> [Work task] Begin with the first line of the entries below. Copy each line exactly, stopping after the one that contains "The dipole of".

═════ Data under study ═════

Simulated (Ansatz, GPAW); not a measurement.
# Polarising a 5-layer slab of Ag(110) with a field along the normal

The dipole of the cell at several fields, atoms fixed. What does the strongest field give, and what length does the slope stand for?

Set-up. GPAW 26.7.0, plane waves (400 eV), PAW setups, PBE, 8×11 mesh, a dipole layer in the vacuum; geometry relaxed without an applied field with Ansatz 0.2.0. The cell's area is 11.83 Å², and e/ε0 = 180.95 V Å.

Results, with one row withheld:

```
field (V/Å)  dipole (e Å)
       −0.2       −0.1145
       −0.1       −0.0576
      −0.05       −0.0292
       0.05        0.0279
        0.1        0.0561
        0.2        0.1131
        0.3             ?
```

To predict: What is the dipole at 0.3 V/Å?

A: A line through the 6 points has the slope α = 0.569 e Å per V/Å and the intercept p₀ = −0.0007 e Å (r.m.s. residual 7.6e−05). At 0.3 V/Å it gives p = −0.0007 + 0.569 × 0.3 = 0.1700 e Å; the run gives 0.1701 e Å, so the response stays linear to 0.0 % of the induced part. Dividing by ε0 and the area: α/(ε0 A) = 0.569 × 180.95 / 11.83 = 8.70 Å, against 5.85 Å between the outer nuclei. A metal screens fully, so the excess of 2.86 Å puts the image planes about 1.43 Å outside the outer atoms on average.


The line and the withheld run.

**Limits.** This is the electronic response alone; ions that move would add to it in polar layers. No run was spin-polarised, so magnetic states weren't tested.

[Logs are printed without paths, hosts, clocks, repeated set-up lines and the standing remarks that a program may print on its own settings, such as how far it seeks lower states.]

═════

> [Worked solution]
Simulated (Ansatz, GPAW); not a measurement.
# Polarising a 5-layer slab of Ag(110) with a field along the normal

The dipole of the cell at several fields, atoms fixed. What does the strongest field give, and what length does the slope stand for?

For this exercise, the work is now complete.